=== Source material ===
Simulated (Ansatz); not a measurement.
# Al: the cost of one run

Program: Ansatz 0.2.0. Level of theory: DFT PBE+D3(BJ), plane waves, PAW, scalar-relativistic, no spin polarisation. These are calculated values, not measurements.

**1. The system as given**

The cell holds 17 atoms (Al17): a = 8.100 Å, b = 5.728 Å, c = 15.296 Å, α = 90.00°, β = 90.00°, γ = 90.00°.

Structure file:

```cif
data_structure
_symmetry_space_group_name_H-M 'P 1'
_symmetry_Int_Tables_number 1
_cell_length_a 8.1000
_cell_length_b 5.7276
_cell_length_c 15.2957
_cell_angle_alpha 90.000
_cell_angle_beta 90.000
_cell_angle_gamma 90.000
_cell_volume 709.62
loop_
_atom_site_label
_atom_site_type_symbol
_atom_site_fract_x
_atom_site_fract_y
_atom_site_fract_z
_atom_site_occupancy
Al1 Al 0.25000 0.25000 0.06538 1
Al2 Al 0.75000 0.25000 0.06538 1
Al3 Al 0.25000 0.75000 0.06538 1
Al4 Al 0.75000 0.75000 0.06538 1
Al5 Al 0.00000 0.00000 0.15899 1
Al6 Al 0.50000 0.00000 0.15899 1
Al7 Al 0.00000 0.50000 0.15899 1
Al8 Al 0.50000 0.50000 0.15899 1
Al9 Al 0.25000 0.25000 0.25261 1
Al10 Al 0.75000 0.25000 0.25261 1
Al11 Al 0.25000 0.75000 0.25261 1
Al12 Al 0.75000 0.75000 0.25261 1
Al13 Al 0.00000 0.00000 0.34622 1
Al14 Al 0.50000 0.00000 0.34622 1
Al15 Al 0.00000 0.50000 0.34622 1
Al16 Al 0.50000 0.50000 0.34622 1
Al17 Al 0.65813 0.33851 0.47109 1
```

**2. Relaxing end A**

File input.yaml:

=== Work order ===
Produce the lines from the top of the listing through the "Relaxing end A**" line exactly as they appear, with no additional output.

=== Task output ===
Simulated (Ansatz); not a measurement.
# Al: the cost of one run

Program: Ansatz 0.2.0. Level of theory: DFT PBE+D3(BJ), plane waves, PAW, scalar-relativistic, no spin polarisation. These are calculated values, not measurements.

**1. The system as given**

The cell holds 17 atoms (Al17): a = 8.100 Å, b = 5.728 Å, c = 15.296 Å, α = 90.00°, β = 90.00°, γ = 90.00°.

Structure file:

```cif
data_structure
_symmetry_space_group_name_H-M 'P 1'
_symmetry_Int_Tables_number 1
_cell_length_a 8.1000
_cell_length_b 5.7276
_cell_length_c 15.2957
_cell_angle_alpha 90.000
_cell_angle_beta 90.000
_cell_angle_gamma 90.000
_cell_volume 709.62
loop_
_atom_site_label
_atom_site_type_symbol
_atom_site_fract_x
_atom_site_fract_y
_atom_site_fract_z
_atom_site_occupancy
Al1 Al 0.25000 0.25000 0.06538 1
Al2 Al 0.75000 0.25000 0.06538 1
Al3 Al 0.25000 0.75000 0.06538 1
Al4 Al 0.75000 0.75000 0.06538 1
Al5 Al 0.00000 0.00000 0.15899 1
Al6 Al 0.50000 0.00000 0.15899 1
Al7 Al 0.00000 0.50000 0.15899 1
Al8 Al 0.50000 0.50000 0.15899 1
Al9 Al 0.25000 0.25000 0.25261 1
Al10 Al 0.75000 0.25000 0.25261 1
Al11 Al 0.25000 0.75000 0.25261 1
Al12 Al 0.75000 0.75000 0.25261 1
Al13 Al 0.00000 0.00000 0.34622 1
Al14 Al 0.50000 0.00000 0.34622 1
Al15 Al 0.00000 0.50000 0.34622 1
Al16 Al 0.50000 0.50000 0.34622 1
Al17 Al 0.65813 0.33851 0.47109 1
```

**2. Relaxing end A**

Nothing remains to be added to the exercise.